EXCERPTED DATA:
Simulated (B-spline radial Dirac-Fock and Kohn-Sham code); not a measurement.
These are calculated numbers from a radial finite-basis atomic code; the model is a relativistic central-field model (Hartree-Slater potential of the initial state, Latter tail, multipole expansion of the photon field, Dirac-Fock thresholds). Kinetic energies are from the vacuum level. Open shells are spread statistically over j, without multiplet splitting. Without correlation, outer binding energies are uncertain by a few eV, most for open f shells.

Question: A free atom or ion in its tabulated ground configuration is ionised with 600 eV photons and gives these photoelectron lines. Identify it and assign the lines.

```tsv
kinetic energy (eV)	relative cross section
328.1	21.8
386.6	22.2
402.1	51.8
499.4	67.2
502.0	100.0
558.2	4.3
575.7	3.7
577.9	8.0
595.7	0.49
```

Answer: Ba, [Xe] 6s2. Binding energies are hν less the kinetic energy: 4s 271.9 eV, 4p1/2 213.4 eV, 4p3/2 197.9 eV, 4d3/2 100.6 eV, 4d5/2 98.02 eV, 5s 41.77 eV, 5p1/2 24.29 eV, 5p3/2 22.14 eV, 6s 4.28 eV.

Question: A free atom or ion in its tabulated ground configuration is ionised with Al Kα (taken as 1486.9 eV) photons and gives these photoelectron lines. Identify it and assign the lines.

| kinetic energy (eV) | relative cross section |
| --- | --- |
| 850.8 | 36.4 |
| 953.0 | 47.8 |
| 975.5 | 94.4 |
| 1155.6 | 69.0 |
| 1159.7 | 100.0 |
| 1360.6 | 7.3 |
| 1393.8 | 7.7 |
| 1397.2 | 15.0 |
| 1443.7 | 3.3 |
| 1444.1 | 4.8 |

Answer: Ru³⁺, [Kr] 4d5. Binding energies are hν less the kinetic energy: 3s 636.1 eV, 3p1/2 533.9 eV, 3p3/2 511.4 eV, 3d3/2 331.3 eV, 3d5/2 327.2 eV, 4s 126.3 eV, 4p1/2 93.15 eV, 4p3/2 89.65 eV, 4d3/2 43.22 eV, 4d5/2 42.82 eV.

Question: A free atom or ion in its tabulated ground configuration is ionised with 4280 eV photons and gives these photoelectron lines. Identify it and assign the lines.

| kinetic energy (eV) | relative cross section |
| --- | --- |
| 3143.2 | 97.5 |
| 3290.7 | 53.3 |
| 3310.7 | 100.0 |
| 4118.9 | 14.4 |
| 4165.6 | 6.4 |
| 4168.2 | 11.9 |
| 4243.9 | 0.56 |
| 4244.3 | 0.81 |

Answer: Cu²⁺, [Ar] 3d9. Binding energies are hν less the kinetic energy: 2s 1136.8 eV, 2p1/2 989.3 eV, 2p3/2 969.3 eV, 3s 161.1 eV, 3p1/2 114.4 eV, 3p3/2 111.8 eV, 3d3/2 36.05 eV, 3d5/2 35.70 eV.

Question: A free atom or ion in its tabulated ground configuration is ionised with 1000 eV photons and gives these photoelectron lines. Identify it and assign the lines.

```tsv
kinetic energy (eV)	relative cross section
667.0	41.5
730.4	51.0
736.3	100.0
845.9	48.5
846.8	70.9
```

ASSIGNMENT: Transcribe only the lines from the beginning of the entries to the line with "Answer: Ba, [Xe]", inclusive, exactly as written.

ANSWER BOX:
Simulated (B-spline radial Dirac-Fock and Kohn-Sham code); not a measurement.
These are calculated numbers from a radial finite-basis atomic code; the model is a relativistic central-field model (Hartree-Slater potential of the initial state, Latter tail, multipole expansion of the photon field, Dirac-Fock thresholds). Kinetic energies are from the vacuum level. Open shells are spread statistically over j, without multiplet splitting. Without correlation, outer binding energies are uncertain by a few eV, most for open f shells.

Question: A free atom or ion in its tabulated ground configuration is ionised with 600 eV photons and gives these photoelectron lines. Identify it and assign the lines.

```tsv
kinetic energy (eV)	relative cross section
328.1	21.8
386.6	22.2
402.1	51.8
499.4	67.2
502.0	100.0
558.2	4.3
575.7	3.7
577.9	8.0
595.7	0.49
```

Answer: Ba, [Xe] 6s2. Binding energies are hν less the kinetic energy: 4s 271.9 eV, 4p1/2 213.4 eV, 4p3/2 197.9 eV, 4d3/2 100.6 eV, 4d5/2 98.02 eV, 5s 41.77 eV, 5p1/2 24.29 eV, 5p3/2 22.14 eV, 6s 4.28 eV.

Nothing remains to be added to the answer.